BRIEF => Begin with the first line of the listing and quote every line through the one containing "- Threshold voltage: φF"; give only those lines.

THE DATA below:
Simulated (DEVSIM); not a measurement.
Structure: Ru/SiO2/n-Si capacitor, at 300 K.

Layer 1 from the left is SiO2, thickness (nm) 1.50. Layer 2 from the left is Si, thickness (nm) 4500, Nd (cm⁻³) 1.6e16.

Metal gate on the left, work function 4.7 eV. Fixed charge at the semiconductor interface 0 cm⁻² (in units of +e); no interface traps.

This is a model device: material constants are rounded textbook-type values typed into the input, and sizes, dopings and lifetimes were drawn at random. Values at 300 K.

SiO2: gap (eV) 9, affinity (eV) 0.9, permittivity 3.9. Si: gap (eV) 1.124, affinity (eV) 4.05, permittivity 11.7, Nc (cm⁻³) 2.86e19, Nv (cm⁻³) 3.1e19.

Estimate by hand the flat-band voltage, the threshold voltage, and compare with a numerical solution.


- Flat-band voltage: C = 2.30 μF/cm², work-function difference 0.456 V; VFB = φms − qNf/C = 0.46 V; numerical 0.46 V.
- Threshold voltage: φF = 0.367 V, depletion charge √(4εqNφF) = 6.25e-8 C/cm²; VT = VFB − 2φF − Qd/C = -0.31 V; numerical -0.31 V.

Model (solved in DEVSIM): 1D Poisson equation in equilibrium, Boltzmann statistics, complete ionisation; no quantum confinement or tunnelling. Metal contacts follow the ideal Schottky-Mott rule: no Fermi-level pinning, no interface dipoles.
End of THE DATA.

WRITTEN SOLUTION =>
Simulated (DEVSIM); not a measurement.
Structure: Ru/SiO2/n-Si capacitor, at 300 K.

Layer 1 from the left is SiO2, thickness (nm) 1.50. Layer 2 from the left is Si, thickness (nm) 4500, Nd (cm⁻³) 1.6e16.

Metal gate on the left, work function 4.7 eV. Fixed charge at the semiconductor interface 0 cm⁻² (in units of +e); no interface traps.

This is a model device: material constants are rounded textbook-type values typed into the input, and sizes, dopings and lifetimes were drawn at random. Values at 300 K.

SiO2: gap (eV) 9, affinity (eV) 0.9, permittivity 3.9. Si: gap (eV) 1.124, affinity (eV) 4.05, permittivity 11.7, Nc (cm⁻³) 2.86e19, Nv (cm⁻³) 3.1e19.

Estimate by hand the flat-band voltage, the threshold voltage, and compare with a numerical solution.


- Flat-band voltage: C = 2.30 μF/cm², work-function difference 0.456 V; VFB = φms − qNf/C = 0.46 V; numerical 0.46 V.
- Threshold voltage: φF = 0.367 V, depletion charge √(4εqNφF) = 6.25e-8 C/cm²; VT = VFB − 2φF − Qd/C = -0.31 V; numerical -0.31 V.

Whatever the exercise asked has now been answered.